### Work request:
Reproduce the entries shown below only from the line with "Level of theory: B3LYP" down to the line with "Task: What shape", keeping both end lines and copying each one exactly.

[Start of section]

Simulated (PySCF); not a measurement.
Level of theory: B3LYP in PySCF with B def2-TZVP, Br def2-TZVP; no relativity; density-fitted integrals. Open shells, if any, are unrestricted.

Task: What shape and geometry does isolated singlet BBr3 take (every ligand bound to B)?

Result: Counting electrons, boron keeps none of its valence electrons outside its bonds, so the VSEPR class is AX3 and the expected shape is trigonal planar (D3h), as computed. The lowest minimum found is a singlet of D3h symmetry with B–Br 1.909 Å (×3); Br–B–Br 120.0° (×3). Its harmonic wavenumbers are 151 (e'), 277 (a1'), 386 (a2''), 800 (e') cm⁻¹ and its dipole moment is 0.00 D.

[End of section]

### Your solution:
Level of theory: B3LYP in PySCF with B def2-TZVP, Br def2-TZVP; no relativity; density-fitted integrals. Open shells, if any, are unrestricted.

Task: What shape and geometry does isolated singlet BBr3 take (every ligand bound to B)?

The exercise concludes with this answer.